▶ _ACTIVITY_
Start the output with the opening line of the listing below and continue, reproducing each line exactly, up to and including the line that contains "NBANDS = 57 |".

──────────────────────────────
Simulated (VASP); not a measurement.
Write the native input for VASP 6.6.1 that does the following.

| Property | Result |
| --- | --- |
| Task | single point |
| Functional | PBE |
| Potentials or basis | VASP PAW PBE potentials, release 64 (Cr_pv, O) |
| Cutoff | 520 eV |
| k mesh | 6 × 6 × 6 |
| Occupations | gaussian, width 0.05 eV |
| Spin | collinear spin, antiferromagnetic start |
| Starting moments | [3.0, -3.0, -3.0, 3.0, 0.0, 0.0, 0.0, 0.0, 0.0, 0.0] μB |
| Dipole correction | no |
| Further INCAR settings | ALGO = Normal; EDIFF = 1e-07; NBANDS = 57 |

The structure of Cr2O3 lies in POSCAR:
──────────────────────────────

▶ _WRITTEN SOLUTION_
Simulated (VASP); not a measurement.
Write the native input for VASP 6.6.1 that does the following.

| Property | Result |
| --- | --- |
| Task | single point |
| Functional | PBE |
| Potentials or basis | VASP PAW PBE potentials, release 64 (Cr_pv, O) |
| Cutoff | 520 eV |
| k mesh | 6 × 6 × 6 |
| Occupations | gaussian, width 0.05 eV |
| Spin | collinear spin, antiferromagnetic start |
| Starting moments | [3.0, -3.0, -3.0, 3.0, 0.0, 0.0, 0.0, 0.0, 0.0, 0.0] μB |
| Dipole correction | no |
| Further INCAR settings | ALGO = Normal; EDIFF = 1e-07; NBANDS = 57 |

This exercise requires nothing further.